REQUIRED ACTION:
Using the listing below, set down exactly the lines starting at the line that contains "0.75 | -0.1 |" and ending at the line that contains "0.63 | -0.1 |", both included, and no others.

=== Section Start ===

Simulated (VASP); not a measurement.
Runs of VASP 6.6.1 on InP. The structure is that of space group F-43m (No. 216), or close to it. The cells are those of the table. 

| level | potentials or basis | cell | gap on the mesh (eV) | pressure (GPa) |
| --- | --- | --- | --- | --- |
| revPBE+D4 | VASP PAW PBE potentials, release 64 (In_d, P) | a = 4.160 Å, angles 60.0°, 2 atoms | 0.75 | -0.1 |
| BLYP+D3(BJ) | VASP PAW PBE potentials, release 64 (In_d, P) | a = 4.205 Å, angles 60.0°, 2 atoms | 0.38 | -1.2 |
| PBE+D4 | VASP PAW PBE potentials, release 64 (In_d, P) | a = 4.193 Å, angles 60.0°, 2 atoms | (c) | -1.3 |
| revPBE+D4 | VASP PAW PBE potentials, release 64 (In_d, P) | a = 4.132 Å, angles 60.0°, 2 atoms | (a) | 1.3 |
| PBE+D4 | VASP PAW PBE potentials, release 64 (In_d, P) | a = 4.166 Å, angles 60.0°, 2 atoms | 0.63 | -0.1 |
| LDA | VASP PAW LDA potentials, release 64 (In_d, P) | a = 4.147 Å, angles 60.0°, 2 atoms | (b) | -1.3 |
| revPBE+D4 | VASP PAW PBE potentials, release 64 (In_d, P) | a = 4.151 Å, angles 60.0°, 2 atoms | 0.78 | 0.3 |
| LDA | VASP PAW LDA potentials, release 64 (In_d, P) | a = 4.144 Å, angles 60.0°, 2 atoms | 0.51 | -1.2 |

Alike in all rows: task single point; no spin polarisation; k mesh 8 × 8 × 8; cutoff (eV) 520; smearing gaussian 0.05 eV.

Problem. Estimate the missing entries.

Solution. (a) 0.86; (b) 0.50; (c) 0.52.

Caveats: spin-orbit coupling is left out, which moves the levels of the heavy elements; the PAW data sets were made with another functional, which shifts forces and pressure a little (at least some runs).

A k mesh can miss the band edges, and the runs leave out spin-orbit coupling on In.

=== Section End ===

SOLUTION:
| revPBE+D4 | VASP PAW PBE potentials, release 64 (In_d, P) | a = 4.160 Å, angles 60.0°, 2 atoms | 0.75 | -0.1 |
| BLYP+D3(BJ) | VASP PAW PBE potentials, release 64 (In_d, P) | a = 4.205 Å, angles 60.0°, 2 atoms | 0.38 | -1.2 |
| PBE+D4 | VASP PAW PBE potentials, release 64 (In_d, P) | a = 4.193 Å, angles 60.0°, 2 atoms | (c) | -1.3 |
| revPBE+D4 | VASP PAW PBE potentials, release 64 (In_d, P) | a = 4.132 Å, angles 60.0°, 2 atoms | (a) | 1.3 |
| PBE+D4 | VASP PAW PBE potentials, release 64 (In_d, P) | a = 4.166 Å, angles 60.0°, 2 atoms | 0.63 | -0.1 |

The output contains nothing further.